Provided data:
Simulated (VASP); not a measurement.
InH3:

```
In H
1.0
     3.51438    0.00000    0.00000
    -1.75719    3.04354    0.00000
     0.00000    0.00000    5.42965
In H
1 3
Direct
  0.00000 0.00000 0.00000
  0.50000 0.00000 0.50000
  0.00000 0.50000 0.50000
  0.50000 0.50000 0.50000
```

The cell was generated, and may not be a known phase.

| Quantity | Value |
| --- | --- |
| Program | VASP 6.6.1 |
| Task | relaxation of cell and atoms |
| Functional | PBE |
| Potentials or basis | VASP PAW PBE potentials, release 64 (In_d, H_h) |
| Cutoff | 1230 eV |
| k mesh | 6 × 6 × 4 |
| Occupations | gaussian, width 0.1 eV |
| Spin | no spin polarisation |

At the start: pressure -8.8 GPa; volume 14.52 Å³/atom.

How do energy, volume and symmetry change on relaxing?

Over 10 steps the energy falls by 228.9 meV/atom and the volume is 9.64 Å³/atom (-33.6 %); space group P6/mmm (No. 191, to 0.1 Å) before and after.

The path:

Activity: All of the data above needs to be written out exactly.

Written reply:
Simulated (VASP); not a measurement.
InH3:

```
In H
1.0
     3.51438    0.00000    0.00000
    -1.75719    3.04354    0.00000
     0.00000    0.00000    5.42965
In H
1 3
Direct
  0.00000 0.00000 0.00000
  0.50000 0.00000 0.50000
  0.00000 0.50000 0.50000
  0.50000 0.50000 0.50000
```

The cell was generated, and may not be a known phase.

| Quantity | Value |
| --- | --- |
| Program | VASP 6.6.1 |
| Task | relaxation of cell and atoms |
| Functional | PBE |
| Potentials or basis | VASP PAW PBE potentials, release 64 (In_d, H_h) |
| Cutoff | 1230 eV |
| k mesh | 6 × 6 × 4 |
| Occupations | gaussian, width 0.1 eV |
| Spin | no spin polarisation |

At the start: pressure -8.8 GPa; volume 14.52 Å³/atom.

How do energy, volume and symmetry change on relaxing?

Over 10 steps the energy falls by 228.9 meV/atom and the volume is 9.64 Å³/atom (-33.6 %); space group P6/mmm (No. 191, to 0.1 Å) before and after.

The path:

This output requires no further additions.